> **Work task**
Quote all of the entries word for word.

=======
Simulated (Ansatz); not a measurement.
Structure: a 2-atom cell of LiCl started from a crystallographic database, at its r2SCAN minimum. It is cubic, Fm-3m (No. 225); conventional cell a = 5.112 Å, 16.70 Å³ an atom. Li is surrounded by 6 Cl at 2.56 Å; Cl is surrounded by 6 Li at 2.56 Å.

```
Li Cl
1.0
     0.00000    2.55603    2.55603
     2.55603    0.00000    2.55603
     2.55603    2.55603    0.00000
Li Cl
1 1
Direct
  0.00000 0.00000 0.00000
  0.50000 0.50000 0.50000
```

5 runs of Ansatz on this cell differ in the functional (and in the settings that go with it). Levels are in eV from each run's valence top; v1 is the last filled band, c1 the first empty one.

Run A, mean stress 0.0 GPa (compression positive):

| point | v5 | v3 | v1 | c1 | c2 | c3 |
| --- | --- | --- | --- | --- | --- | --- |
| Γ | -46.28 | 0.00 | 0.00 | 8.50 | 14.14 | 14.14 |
=======

> **Exercise output**
Simulated (Ansatz); not a measurement.
Structure: a 2-atom cell of LiCl started from a crystallographic database, at its r2SCAN minimum. It is cubic, Fm-3m (No. 225); conventional cell a = 5.112 Å, 16.70 Å³ an atom. Li is surrounded by 6 Cl at 2.56 Å; Cl is surrounded by 6 Li at 2.56 Å.

```
Li Cl
1.0
     0.00000    2.55603    2.55603
     2.55603    0.00000    2.55603
     2.55603    2.55603    0.00000
Li Cl
1 1
Direct
  0.00000 0.00000 0.00000
  0.50000 0.50000 0.50000
```

5 runs of Ansatz on this cell differ in the functional (and in the settings that go with it). Levels are in eV from each run's valence top; v1 is the last filled band, c1 the first empty one.

Run A, mean stress 0.0 GPa (compression positive):

| point | v5 | v3 | v1 | c1 | c2 | c3 |
| --- | --- | --- | --- | --- | --- | --- |
| Γ | -46.28 | 0.00 | 0.00 | 8.50 | 14.14 | 14.14 |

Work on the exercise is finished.